» Action item:
In the entries that follow, copy exactly each line from the first through the line with "The driver reads".

» Data excerpts:
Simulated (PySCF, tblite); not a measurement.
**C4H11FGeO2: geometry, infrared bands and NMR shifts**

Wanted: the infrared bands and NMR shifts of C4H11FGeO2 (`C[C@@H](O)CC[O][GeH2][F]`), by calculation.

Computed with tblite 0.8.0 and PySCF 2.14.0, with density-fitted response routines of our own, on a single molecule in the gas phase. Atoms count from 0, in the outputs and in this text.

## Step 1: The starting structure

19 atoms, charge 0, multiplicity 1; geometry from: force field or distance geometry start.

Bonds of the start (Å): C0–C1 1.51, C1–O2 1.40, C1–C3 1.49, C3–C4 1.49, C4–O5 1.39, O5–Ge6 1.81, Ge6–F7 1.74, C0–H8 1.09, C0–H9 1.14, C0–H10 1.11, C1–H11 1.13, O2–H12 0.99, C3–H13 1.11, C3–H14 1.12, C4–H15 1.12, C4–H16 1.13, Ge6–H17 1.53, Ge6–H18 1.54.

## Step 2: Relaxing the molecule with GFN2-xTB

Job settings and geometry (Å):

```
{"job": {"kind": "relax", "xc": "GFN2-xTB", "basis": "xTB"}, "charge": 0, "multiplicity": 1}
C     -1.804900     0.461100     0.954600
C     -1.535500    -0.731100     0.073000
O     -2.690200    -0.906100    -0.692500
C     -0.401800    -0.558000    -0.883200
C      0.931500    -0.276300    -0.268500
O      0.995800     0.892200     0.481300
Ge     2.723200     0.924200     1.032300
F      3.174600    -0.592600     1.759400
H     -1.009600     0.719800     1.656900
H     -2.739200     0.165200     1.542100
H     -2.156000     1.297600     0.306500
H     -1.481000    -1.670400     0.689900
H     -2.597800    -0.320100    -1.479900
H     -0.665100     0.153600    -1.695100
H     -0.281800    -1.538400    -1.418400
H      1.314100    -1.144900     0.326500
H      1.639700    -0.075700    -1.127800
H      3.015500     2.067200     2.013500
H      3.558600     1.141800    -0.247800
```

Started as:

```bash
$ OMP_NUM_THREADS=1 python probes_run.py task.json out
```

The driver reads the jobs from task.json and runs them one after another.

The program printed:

» Answer box:
Simulated (PySCF, tblite); not a measurement.
**C4H11FGeO2: geometry, infrared bands and NMR shifts**

Wanted: the infrared bands and NMR shifts of C4H11FGeO2 (`C[C@@H](O)CC[O][GeH2][F]`), by calculation.

Computed with tblite 0.8.0 and PySCF 2.14.0, with density-fitted response routines of our own, on a single molecule in the gas phase. Atoms count from 0, in the outputs and in this text.

## Step 1: The starting structure

19 atoms, charge 0, multiplicity 1; geometry from: force field or distance geometry start.

Bonds of the start (Å): C0–C1 1.51, C1–O2 1.40, C1–C3 1.49, C3–C4 1.49, C4–O5 1.39, O5–Ge6 1.81, Ge6–F7 1.74, C0–H8 1.09, C0–H9 1.14, C0–H10 1.11, C1–H11 1.13, O2–H12 0.99, C3–H13 1.11, C3–H14 1.12, C4–H15 1.12, C4–H16 1.13, Ge6–H17 1.53, Ge6–H18 1.54.

## Step 2: Relaxing the molecule with GFN2-xTB

Job settings and geometry (Å):

```
{"job": {"kind": "relax", "xc": "GFN2-xTB", "basis": "xTB"}, "charge": 0, "multiplicity": 1}
C     -1.804900     0.461100     0.954600
C     -1.535500    -0.731100     0.073000
O     -2.690200    -0.906100    -0.692500
C     -0.401800    -0.558000    -0.883200
C      0.931500    -0.276300    -0.268500
O      0.995800     0.892200     0.481300
Ge     2.723200     0.924200     1.032300
F      3.174600    -0.592600     1.759400
H     -1.009600     0.719800     1.656900
H     -2.739200     0.165200     1.542100
H     -2.156000     1.297600     0.306500
H     -1.481000    -1.670400     0.689900
H     -2.597800    -0.320100    -1.479900
H     -0.665100     0.153600    -1.695100
H     -0.281800    -1.538400    -1.418400
H      1.314100    -1.144900     0.326500
H      1.639700    -0.075700    -1.127800
H      3.015500     2.067200     2.013500
H      3.558600     1.141800    -0.247800
```

Started as:

```bash
$ OMP_NUM_THREADS=1 python probes_run.py task.json out
```

The driver reads the jobs from task.json and runs them one after another.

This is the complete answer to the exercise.